◇ ◇ ◇ ◇

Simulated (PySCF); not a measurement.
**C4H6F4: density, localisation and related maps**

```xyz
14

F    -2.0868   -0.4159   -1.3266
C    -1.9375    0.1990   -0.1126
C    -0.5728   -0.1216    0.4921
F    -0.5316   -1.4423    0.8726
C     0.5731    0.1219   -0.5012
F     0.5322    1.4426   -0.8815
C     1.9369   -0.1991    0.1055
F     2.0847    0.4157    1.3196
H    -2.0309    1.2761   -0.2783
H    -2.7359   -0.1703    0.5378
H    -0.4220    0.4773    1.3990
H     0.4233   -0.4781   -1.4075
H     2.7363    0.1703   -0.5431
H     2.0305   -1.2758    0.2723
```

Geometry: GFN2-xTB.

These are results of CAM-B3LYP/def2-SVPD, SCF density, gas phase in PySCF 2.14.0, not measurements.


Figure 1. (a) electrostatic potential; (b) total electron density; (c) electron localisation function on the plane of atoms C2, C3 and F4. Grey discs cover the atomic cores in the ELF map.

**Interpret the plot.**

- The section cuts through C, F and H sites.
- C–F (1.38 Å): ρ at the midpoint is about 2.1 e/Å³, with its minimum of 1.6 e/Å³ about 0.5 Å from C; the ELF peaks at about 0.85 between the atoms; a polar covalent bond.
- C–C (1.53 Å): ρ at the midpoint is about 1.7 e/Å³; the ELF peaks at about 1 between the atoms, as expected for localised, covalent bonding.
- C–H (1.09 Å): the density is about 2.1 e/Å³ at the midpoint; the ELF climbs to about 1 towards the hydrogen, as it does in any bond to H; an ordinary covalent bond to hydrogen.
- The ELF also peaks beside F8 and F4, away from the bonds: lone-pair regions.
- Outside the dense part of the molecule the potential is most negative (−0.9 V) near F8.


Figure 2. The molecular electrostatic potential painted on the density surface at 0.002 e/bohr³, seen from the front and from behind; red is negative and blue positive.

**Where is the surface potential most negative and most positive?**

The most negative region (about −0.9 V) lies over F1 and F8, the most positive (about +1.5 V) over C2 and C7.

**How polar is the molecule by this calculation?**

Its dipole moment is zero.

◇ ◇ ◇ ◇

- Work order
Repeat exactly the lines above from the one with "These are results" up to and including the one with "- Outside the". No other line belongs in the reply.

- Answer section
These are results of CAM-B3LYP/def2-SVPD, SCF density, gas phase in PySCF 2.14.0, not measurements.


Figure 1. (a) electrostatic potential; (b) total electron density; (c) electron localisation function on the plane of atoms C2, C3 and F4. Grey discs cover the atomic cores in the ELF map.

**Interpret the plot.**

- The section cuts through C, F and H sites.
- C–F (1.38 Å): ρ at the midpoint is about 2.1 e/Å³, with its minimum of 1.6 e/Å³ about 0.5 Å from C; the ELF peaks at about 0.85 between the atoms; a polar covalent bond.
- C–C (1.53 Å): ρ at the midpoint is about 1.7 e/Å³; the ELF peaks at about 1 between the atoms, as expected for localised, covalent bonding.
- C–H (1.09 Å): the density is about 2.1 e/Å³ at the midpoint; the ELF climbs to about 1 towards the hydrogen, as it does in any bond to H; an ordinary covalent bond to hydrogen.
- The ELF also peaks beside F8 and F4, away from the bonds: lone-pair regions.
- Outside the dense part of the molecule the potential is most negative (−0.9 V) near F8.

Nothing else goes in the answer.